* Dataset entries:
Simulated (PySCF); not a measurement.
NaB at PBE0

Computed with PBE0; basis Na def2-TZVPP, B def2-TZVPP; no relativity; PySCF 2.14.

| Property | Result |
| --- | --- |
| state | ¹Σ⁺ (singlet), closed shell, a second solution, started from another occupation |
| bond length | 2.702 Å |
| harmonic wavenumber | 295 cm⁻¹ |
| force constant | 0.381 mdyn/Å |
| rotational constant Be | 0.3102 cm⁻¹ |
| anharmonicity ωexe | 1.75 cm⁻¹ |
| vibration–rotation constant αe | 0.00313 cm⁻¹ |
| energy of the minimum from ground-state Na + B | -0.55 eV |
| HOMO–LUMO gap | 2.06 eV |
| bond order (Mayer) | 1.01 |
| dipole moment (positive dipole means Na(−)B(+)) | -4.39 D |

* Exercise:
Return the entries above word for word.

* Solution:
Simulated (PySCF); not a measurement.
NaB at PBE0

Computed with PBE0; basis Na def2-TZVPP, B def2-TZVPP; no relativity; PySCF 2.14.

| Property | Result |
| --- | --- |
| state | ¹Σ⁺ (singlet), closed shell, a second solution, started from another occupation |
| bond length | 2.702 Å |
| harmonic wavenumber | 295 cm⁻¹ |
| force constant | 0.381 mdyn/Å |
| rotational constant Be | 0.3102 cm⁻¹ |
| anharmonicity ωexe | 1.75 cm⁻¹ |
| vibration–rotation constant αe | 0.00313 cm⁻¹ |
| energy of the minimum from ground-state Na + B | -0.55 eV |
| HOMO–LUMO gap | 2.06 eV |
| bond order (Mayer) | 1.01 |
| dipole moment (positive dipole means Na(−)B(+)) | -4.39 D |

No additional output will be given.